**Task item**
Every line of the listing must be repeated in the answer without alteration.

**Data for analysis**
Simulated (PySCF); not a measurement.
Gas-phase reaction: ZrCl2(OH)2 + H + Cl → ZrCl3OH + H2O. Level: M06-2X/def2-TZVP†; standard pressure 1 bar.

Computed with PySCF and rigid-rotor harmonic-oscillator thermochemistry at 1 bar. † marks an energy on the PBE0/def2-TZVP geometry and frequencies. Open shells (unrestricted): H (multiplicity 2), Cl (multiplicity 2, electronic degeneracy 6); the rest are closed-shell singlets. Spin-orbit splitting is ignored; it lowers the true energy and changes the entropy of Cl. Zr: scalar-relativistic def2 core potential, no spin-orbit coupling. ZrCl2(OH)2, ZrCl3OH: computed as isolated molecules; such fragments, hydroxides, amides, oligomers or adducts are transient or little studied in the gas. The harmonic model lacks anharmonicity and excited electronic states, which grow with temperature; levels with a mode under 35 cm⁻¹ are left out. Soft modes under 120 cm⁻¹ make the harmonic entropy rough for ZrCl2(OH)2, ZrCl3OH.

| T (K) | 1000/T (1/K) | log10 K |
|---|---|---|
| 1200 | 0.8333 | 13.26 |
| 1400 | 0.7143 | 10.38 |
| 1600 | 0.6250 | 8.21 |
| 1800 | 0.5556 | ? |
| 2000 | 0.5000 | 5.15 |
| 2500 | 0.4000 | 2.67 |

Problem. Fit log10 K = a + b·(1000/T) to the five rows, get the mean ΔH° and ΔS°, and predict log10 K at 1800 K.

**Answer space**
Simulated (PySCF); not a measurement.
Gas-phase reaction: ZrCl2(OH)2 + H + Cl → ZrCl3OH + H2O. Level: M06-2X/def2-TZVP†; standard pressure 1 bar.

Computed with PySCF and rigid-rotor harmonic-oscillator thermochemistry at 1 bar. † marks an energy on the PBE0/def2-TZVP geometry and frequencies. Open shells (unrestricted): H (multiplicity 2), Cl (multiplicity 2, electronic degeneracy 6); the rest are closed-shell singlets. Spin-orbit splitting is ignored; it lowers the true energy and changes the entropy of Cl. Zr: scalar-relativistic def2 core potential, no spin-orbit coupling. ZrCl2(OH)2, ZrCl3OH: computed as isolated molecules; such fragments, hydroxides, amides, oligomers or adducts are transient or little studied in the gas. The harmonic model lacks anharmonicity and excited electronic states, which grow with temperature; levels with a mode under 35 cm⁻¹ are left out. Soft modes under 120 cm⁻¹ make the harmonic entropy rough for ZrCl2(OH)2, ZrCl3OH.

| T (K) | 1000/T (1/K) | log10 K |
|---|---|---|
| 1200 | 0.8333 | 13.26 |
| 1400 | 0.7143 | 10.38 |
| 1600 | 0.6250 | 8.21 |
| 1800 | 0.5556 | ? |
| 2000 | 0.5000 | 5.15 |
| 2500 | 0.4000 | 2.67 |

Problem. Fit log10 K = a + b·(1000/T) to the five rows, get the mean ΔH° and ΔS°, and predict log10 K at 1800 K.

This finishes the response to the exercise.